• [Work order]:
From the first line to the last, output the entries exactly.

• [Information shown]:
-- -- --
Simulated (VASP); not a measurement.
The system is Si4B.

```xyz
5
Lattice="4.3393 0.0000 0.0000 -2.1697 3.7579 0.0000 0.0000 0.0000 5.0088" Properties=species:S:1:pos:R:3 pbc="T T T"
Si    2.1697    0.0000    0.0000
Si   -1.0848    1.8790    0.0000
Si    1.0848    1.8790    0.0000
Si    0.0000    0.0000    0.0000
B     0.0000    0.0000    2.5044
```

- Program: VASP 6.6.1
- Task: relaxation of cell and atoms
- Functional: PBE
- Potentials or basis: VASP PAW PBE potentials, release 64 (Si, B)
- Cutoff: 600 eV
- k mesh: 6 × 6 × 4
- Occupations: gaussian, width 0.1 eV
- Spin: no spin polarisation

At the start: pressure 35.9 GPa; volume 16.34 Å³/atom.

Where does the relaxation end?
-- -- --

• [Result]:
Simulated (VASP); not a measurement.
The system is Si4B.

```xyz
5
Lattice="4.3393 0.0000 0.0000 -2.1697 3.7579 0.0000 0.0000 0.0000 5.0088" Properties=species:S:1:pos:R:3 pbc="T T T"
Si    2.1697    0.0000    0.0000
Si   -1.0848    1.8790    0.0000
Si    1.0848    1.8790    0.0000
Si    0.0000    0.0000    0.0000
B     0.0000    0.0000    2.5044
```

- Program: VASP 6.6.1
- Task: relaxation of cell and atoms
- Functional: PBE
- Potentials or basis: VASP PAW PBE potentials, release 64 (Si, B)
- Cutoff: 600 eV
- k mesh: 6 × 6 × 4
- Occupations: gaussian, width 0.1 eV
- Spin: no spin polarisation

At the start: pressure 35.9 GPa; volume 16.34 Å³/atom.

Where does the relaxation end?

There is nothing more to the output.